-- Data extracts --
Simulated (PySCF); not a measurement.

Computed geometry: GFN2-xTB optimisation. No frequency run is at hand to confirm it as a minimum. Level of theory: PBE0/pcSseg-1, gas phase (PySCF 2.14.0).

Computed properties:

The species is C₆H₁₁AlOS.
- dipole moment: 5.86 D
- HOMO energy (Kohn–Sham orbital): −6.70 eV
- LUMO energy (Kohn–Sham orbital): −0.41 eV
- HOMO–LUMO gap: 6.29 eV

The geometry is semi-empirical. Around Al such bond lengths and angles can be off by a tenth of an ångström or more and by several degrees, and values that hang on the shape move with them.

-- Brief --
Set the whole listing down, word for word.

-- Response box --
Simulated (PySCF); not a measurement.

Computed geometry: GFN2-xTB optimisation. No frequency run is at hand to confirm it as a minimum. Level of theory: PBE0/pcSseg-1, gas phase (PySCF 2.14.0).

Computed properties:

The species is C₆H₁₁AlOS.
- dipole moment: 5.86 D
- HOMO energy (Kohn–Sham orbital): −6.70 eV
- LUMO energy (Kohn–Sham orbital): −0.41 eV
- HOMO–LUMO gap: 6.29 eV

The geometry is semi-empirical. Around Al such bond lengths and angles can be off by a tenth of an ångström or more and by several degrees, and values that hang on the shape move with them.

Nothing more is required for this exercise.